[Start of Attachment]

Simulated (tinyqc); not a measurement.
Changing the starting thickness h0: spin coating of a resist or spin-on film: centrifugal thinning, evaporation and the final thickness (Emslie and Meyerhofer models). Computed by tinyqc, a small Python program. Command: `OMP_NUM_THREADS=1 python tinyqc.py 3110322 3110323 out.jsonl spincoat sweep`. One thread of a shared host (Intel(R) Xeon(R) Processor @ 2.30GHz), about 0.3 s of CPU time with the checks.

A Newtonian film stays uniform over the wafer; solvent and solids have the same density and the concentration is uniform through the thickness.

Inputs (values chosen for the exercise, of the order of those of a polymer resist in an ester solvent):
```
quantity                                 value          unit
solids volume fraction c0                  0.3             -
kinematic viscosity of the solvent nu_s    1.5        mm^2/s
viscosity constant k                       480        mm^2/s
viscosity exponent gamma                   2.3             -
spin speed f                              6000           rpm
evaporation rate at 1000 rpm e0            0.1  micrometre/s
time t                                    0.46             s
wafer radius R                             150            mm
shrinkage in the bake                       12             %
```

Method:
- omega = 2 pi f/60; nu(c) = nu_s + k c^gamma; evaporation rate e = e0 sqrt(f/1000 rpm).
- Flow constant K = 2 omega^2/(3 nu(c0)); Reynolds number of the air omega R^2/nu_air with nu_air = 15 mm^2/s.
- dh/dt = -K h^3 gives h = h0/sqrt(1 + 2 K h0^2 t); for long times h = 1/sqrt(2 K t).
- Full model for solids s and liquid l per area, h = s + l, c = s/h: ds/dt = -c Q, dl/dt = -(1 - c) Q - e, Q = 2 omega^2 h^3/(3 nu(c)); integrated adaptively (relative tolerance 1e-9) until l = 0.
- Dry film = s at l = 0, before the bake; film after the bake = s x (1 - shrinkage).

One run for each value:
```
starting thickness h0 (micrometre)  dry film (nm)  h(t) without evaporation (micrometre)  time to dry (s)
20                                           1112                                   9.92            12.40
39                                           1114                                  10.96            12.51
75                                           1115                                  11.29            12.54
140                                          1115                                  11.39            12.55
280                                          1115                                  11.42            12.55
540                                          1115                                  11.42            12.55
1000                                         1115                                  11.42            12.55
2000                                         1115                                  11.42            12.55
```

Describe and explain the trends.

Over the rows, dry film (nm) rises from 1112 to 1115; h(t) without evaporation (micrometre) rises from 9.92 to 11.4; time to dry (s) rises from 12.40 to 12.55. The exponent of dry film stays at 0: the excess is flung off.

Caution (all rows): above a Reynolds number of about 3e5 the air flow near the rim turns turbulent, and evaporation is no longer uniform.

[End of Attachment]

> Activity:
Here the job is to transcribe the lines from the first line of the data through the line containing "- dh/dt = -K", inclusive, exactly and with nothing else.

> Answer section:
Simulated (tinyqc); not a measurement.
Changing the starting thickness h0: spin coating of a resist or spin-on film: centrifugal thinning, evaporation and the final thickness (Emslie and Meyerhofer models). Computed by tinyqc, a small Python program. Command: `OMP_NUM_THREADS=1 python tinyqc.py 3110322 3110323 out.jsonl spincoat sweep`. One thread of a shared host (Intel(R) Xeon(R) Processor @ 2.30GHz), about 0.3 s of CPU time with the checks.

A Newtonian film stays uniform over the wafer; solvent and solids have the same density and the concentration is uniform through the thickness.

Inputs (values chosen for the exercise, of the order of those of a polymer resist in an ester solvent):
```
quantity                                 value          unit
solids volume fraction c0                  0.3             -
kinematic viscosity of the solvent nu_s    1.5        mm^2/s
viscosity constant k                       480        mm^2/s
viscosity exponent gamma                   2.3             -
spin speed f                              6000           rpm
evaporation rate at 1000 rpm e0            0.1  micrometre/s
time t                                    0.46             s
wafer radius R                             150            mm
shrinkage in the bake                       12             %
```

Method:
- omega = 2 pi f/60; nu(c) = nu_s + k c^gamma; evaporation rate e = e0 sqrt(f/1000 rpm).
- Flow constant K = 2 omega^2/(3 nu(c0)); Reynolds number of the air omega R^2/nu_air with nu_air = 15 mm^2/s.
- dh/dt = -K h^3 gives h = h0/sqrt(1 + 2 K h0^2 t); for long times h = 1/sqrt(2 K t).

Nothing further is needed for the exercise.